*Extracted material*:
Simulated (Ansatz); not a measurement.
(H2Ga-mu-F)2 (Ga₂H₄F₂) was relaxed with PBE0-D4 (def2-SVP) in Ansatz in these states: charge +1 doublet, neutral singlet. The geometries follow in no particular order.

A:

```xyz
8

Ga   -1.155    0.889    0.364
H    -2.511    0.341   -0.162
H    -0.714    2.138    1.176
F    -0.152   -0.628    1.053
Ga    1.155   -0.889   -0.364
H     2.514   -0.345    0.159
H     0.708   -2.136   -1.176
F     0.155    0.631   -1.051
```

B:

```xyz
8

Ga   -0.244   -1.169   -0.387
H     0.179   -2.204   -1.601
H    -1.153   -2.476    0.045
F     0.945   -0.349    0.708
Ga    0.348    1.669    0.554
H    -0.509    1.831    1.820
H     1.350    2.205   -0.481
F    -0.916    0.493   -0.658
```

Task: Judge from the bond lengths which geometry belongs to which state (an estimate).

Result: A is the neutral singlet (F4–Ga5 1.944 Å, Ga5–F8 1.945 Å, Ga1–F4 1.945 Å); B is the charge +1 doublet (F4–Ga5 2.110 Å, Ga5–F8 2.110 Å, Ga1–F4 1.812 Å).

*Work order*:
From the opening line of the data above, please print each line as written up to and including the line that contains "Task: Judge from", and nothing more.

*Written solution*:
Simulated (Ansatz); not a measurement.
(H2Ga-mu-F)2 (Ga₂H₄F₂) was relaxed with PBE0-D4 (def2-SVP) in Ansatz in these states: charge +1 doublet, neutral singlet. The geometries follow in no particular order.

A:

```xyz
8

Ga   -1.155    0.889    0.364
H    -2.511    0.341   -0.162
H    -0.714    2.138    1.176
F    -0.152   -0.628    1.053
Ga    1.155   -0.889   -0.364
H     2.514   -0.345    0.159
H     0.708   -2.136   -1.176
F     0.155    0.631   -1.051
```

B:

```xyz
8

Ga   -0.244   -1.169   -0.387
H     0.179   -2.204   -1.601
H    -1.153   -2.476    0.045
F     0.945   -0.349    0.708
Ga    0.348    1.669    0.554
H    -0.509    1.831    1.820
H     1.350    2.205   -0.481
F    -0.916    0.493   -0.658
```

Task: Judge from the bond lengths which geometry belongs to which state (an estimate).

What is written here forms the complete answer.